REQUIREMENT: Write out the whole listing again, exactly as given.

______________________________
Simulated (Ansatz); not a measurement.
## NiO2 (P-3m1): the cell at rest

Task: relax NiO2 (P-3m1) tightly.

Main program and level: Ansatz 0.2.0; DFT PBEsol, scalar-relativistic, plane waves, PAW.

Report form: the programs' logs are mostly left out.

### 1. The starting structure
______________________________

RESULT:
Simulated (Ansatz); not a measurement.
## NiO2 (P-3m1): the cell at rest

Task: relax NiO2 (P-3m1) tightly.

Main program and level: Ansatz 0.2.0; DFT PBEsol, scalar-relativistic, plane waves, PAW.

Report form: the programs' logs are mostly left out.

### 1. The starting structure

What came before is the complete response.